▽

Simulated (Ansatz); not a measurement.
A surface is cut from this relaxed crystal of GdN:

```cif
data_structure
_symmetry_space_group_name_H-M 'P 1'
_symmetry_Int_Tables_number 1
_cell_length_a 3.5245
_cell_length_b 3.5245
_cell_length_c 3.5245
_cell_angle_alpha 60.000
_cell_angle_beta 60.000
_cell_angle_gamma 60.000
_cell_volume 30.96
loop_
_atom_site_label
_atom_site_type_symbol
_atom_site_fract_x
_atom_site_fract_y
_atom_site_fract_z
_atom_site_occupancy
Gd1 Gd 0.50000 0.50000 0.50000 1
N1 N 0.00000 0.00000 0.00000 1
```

△

**Work task:** Word for word, give the entire listing again.

**Written solution:**
Simulated (Ansatz); not a measurement.
A surface is cut from this relaxed crystal of GdN:

```cif
data_structure
_symmetry_space_group_name_H-M 'P 1'
_symmetry_Int_Tables_number 1
_cell_length_a 3.5245
_cell_length_b 3.5245
_cell_length_c 3.5245
_cell_angle_alpha 60.000
_cell_angle_beta 60.000
_cell_angle_gamma 60.000
_cell_volume 30.96
loop_
_atom_site_label
_atom_site_type_symbol
_atom_site_fract_x
_atom_site_fract_y
_atom_site_fract_z
_atom_site_occupancy
Gd1 Gd 0.50000 0.50000 0.50000 1
N1 N 0.00000 0.00000 0.00000 1
```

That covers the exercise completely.